· · · · · · ·

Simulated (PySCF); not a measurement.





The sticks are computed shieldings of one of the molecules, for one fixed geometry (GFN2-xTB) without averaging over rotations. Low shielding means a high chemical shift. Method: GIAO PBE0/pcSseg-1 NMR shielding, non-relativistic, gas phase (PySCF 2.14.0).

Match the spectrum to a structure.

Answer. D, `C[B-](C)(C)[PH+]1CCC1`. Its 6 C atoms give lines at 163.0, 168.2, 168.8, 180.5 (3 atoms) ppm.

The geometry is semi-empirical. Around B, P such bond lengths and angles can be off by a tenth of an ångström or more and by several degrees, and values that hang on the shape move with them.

· · · · · · ·

(Assignment):
Write out again, exactly, the lines from the start of the entries up to and including the one with "(3 atoms) ppm.". Nothing else belongs in the reply.

(Written reply):
Simulated (PySCF); not a measurement.





The sticks are computed shieldings of one of the molecules, for one fixed geometry (GFN2-xTB) without averaging over rotations. Low shielding means a high chemical shift. Method: GIAO PBE0/pcSseg-1 NMR shielding, non-relativistic, gas phase (PySCF 2.14.0).

Match the spectrum to a structure.

Answer. D, `C[B-](C)(C)[PH+]1CCC1`. Its 6 C atoms give lines at 163.0, 168.2, 168.8, 180.5 (3 atoms) ppm.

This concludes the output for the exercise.